▶ _Extracted entries_
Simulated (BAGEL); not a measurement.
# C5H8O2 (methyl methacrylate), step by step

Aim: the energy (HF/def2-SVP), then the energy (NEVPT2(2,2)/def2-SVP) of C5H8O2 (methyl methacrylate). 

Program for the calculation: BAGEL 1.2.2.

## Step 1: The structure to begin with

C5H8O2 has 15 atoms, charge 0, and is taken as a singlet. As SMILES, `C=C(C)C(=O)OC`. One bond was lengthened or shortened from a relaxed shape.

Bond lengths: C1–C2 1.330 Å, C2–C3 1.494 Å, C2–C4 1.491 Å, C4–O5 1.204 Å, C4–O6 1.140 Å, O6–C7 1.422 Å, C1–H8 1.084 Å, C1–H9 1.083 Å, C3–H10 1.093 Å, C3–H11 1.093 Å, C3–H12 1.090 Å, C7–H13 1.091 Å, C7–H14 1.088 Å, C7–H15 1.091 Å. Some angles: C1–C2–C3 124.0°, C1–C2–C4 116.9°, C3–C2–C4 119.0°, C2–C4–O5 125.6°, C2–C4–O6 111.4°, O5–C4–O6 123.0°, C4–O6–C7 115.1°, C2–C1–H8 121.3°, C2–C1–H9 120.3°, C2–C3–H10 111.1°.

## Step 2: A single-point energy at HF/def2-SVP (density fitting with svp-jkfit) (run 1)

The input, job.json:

▶ _Brief_
Copy out word for word each line of the listing, from the very first line down to the line containing "## Step 2: A", and stop after that line.

▶ _Answer area_
Simulated (BAGEL); not a measurement.
# C5H8O2 (methyl methacrylate), step by step

Aim: the energy (HF/def2-SVP), then the energy (NEVPT2(2,2)/def2-SVP) of C5H8O2 (methyl methacrylate). 

Program for the calculation: BAGEL 1.2.2.

## Step 1: The structure to begin with

C5H8O2 has 15 atoms, charge 0, and is taken as a singlet. As SMILES, `C=C(C)C(=O)OC`. One bond was lengthened or shortened from a relaxed shape.

Bond lengths: C1–C2 1.330 Å, C2–C3 1.494 Å, C2–C4 1.491 Å, C4–O5 1.204 Å, C4–O6 1.140 Å, O6–C7 1.422 Å, C1–H8 1.084 Å, C1–H9 1.083 Å, C3–H10 1.093 Å, C3–H11 1.093 Å, C3–H12 1.090 Å, C7–H13 1.091 Å, C7–H14 1.088 Å, C7–H15 1.091 Å. Some angles: C1–C2–C3 124.0°, C1–C2–C4 116.9°, C3–C2–C4 119.0°, C2–C4–O5 125.6°, C2–C4–O6 111.4°, O5–C4–O6 123.0°, C4–O6–C7 115.1°, C2–C1–H8 121.3°, C2–C1–H9 120.3°, C2–C3–H10 111.1°.

## Step 2: A single-point energy at HF/def2-SVP (density fitting with svp-jkfit) (run 1)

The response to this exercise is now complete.